## Work instruction:
Once you find the line with "(1) Which atoms" in the entries below, return exactly every line from it through the line with "- S6 (5.70 eV, f".

## Raw data:
★ ★ ★ ★ ★

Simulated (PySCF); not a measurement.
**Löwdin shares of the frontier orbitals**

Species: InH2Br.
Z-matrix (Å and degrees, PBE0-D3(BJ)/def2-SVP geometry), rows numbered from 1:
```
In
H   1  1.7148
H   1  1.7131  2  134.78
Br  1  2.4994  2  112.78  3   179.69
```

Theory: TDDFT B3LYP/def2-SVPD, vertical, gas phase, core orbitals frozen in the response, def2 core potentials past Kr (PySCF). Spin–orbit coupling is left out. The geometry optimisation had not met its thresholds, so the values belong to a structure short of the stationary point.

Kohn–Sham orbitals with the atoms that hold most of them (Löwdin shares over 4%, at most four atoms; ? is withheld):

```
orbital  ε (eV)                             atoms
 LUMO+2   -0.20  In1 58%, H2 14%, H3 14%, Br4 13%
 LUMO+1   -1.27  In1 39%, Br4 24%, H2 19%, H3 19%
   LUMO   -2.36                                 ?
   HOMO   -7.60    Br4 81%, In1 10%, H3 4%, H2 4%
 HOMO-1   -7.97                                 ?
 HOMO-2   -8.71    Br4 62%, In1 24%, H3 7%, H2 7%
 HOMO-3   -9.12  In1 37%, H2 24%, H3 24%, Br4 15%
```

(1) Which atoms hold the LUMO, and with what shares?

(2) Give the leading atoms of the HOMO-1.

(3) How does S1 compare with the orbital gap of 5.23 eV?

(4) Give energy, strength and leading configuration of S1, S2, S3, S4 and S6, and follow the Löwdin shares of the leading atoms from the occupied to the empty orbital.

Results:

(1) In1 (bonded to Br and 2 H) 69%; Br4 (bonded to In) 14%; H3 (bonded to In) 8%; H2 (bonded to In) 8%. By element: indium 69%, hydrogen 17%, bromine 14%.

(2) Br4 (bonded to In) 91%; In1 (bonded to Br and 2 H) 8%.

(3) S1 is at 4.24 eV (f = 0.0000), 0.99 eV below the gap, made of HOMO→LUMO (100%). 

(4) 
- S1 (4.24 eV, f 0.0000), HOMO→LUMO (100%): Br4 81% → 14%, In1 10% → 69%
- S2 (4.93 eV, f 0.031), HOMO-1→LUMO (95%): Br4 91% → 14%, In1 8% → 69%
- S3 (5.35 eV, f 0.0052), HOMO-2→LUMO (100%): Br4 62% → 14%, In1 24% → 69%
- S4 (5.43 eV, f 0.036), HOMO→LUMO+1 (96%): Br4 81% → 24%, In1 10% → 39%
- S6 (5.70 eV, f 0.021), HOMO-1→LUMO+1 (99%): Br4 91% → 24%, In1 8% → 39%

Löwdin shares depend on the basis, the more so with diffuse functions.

★ ★ ★ ★ ★

## Reply:
(1) Which atoms hold the LUMO, and with what shares?

(2) Give the leading atoms of the HOMO-1.

(3) How does S1 compare with the orbital gap of 5.23 eV?

(4) Give energy, strength and leading configuration of S1, S2, S3, S4 and S6, and follow the Löwdin shares of the leading atoms from the occupied to the empty orbital.

Results:

(1) In1 (bonded to Br and 2 H) 69%; Br4 (bonded to In) 14%; H3 (bonded to In) 8%; H2 (bonded to In) 8%. By element: indium 69%, hydrogen 17%, bromine 14%.

(2) Br4 (bonded to In) 91%; In1 (bonded to Br and 2 H) 8%.

(3) S1 is at 4.24 eV (f = 0.0000), 0.99 eV below the gap, made of HOMO→LUMO (100%). 

(4) 
- S1 (4.24 eV, f 0.0000), HOMO→LUMO (100%): Br4 81% → 14%, In1 10% → 69%
- S2 (4.93 eV, f 0.031), HOMO-1→LUMO (95%): Br4 91% → 14%, In1 8% → 69%
- S3 (5.35 eV, f 0.0052), HOMO-2→LUMO (100%): Br4 62% → 14%, In1 24% → 69%
- S4 (5.43 eV, f 0.036), HOMO→LUMO+1 (96%): Br4 81% → 24%, In1 10% → 39%
- S6 (5.70 eV, f 0.021), HOMO-1→LUMO+1 (99%): Br4 91% → 24%, In1 8% → 39%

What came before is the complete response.